-- Requirement --
Nothing in the listing below should be skipped, so transcribe it all exactly.

-- Data listing --
○ ○ ○ ○
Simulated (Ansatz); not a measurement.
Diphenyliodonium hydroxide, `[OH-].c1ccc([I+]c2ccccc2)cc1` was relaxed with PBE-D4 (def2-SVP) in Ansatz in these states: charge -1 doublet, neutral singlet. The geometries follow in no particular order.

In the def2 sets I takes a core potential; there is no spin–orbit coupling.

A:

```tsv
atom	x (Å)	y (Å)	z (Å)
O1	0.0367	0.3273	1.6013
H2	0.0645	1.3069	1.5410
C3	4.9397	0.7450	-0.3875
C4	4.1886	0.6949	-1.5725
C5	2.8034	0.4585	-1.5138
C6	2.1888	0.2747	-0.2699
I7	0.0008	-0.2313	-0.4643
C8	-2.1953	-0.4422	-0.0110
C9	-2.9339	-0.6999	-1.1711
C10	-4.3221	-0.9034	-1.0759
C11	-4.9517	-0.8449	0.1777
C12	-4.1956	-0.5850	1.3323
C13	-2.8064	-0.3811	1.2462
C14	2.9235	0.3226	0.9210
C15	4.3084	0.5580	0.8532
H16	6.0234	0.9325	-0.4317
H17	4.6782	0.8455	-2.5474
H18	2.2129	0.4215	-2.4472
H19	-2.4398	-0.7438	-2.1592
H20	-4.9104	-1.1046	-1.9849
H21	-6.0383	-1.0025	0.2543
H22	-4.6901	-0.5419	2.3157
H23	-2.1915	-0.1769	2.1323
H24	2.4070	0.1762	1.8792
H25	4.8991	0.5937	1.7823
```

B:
○ ○ ○ ○

-- Exercise answer --
Simulated (Ansatz); not a measurement.
Diphenyliodonium hydroxide, `[OH-].c1ccc([I+]c2ccccc2)cc1` was relaxed with PBE-D4 (def2-SVP) in Ansatz in these states: charge -1 doublet, neutral singlet. The geometries follow in no particular order.

In the def2 sets I takes a core potential; there is no spin–orbit coupling.

A:

```tsv
atom	x (Å)	y (Å)	z (Å)
O1	0.0367	0.3273	1.6013
H2	0.0645	1.3069	1.5410
C3	4.9397	0.7450	-0.3875
C4	4.1886	0.6949	-1.5725
C5	2.8034	0.4585	-1.5138
C6	2.1888	0.2747	-0.2699
I7	0.0008	-0.2313	-0.4643
C8	-2.1953	-0.4422	-0.0110
C9	-2.9339	-0.6999	-1.1711
C10	-4.3221	-0.9034	-1.0759
C11	-4.9517	-0.8449	0.1777
C12	-4.1956	-0.5850	1.3323
C13	-2.8064	-0.3811	1.2462
C14	2.9235	0.3226	0.9210
C15	4.3084	0.5580	0.8532
H16	6.0234	0.9325	-0.4317
H17	4.6782	0.8455	-2.5474
H18	2.2129	0.4215	-2.4472
H19	-2.4398	-0.7438	-2.1592
H20	-4.9104	-1.1046	-1.9849
H21	-6.0383	-1.0025	0.2543
H22	-4.6901	-0.5419	2.3157
H23	-2.1915	-0.1769	2.1323
H24	2.4070	0.1762	1.8792
H25	4.8991	0.5937	1.7823
```

B:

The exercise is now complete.